━━━━━━━━━━━━━━━━

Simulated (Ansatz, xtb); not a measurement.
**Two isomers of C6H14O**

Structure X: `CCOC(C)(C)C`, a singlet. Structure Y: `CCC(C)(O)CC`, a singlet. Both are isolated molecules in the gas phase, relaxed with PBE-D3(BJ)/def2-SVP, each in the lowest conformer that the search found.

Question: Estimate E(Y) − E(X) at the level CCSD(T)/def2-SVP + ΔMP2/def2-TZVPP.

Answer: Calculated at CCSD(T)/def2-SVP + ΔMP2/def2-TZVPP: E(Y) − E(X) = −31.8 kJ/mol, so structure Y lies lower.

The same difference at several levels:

━━━━━━━━━━━━━━━━

* [BRIEF]
All records shown above are to be given again verbatim.

* [EXERCISE OUTPUT]
Simulated (Ansatz, xtb); not a measurement.
**Two isomers of C6H14O**

Structure X: `CCOC(C)(C)C`, a singlet. Structure Y: `CCC(C)(O)CC`, a singlet. Both are isolated molecules in the gas phase, relaxed with PBE-D3(BJ)/def2-SVP, each in the lowest conformer that the search found.

Question: Estimate E(Y) − E(X) at the level CCSD(T)/def2-SVP + ΔMP2/def2-TZVPP.

Answer: Calculated at CCSD(T)/def2-SVP + ΔMP2/def2-TZVPP: E(Y) − E(X) = −31.8 kJ/mol, so structure Y lies lower.

The same difference at several levels:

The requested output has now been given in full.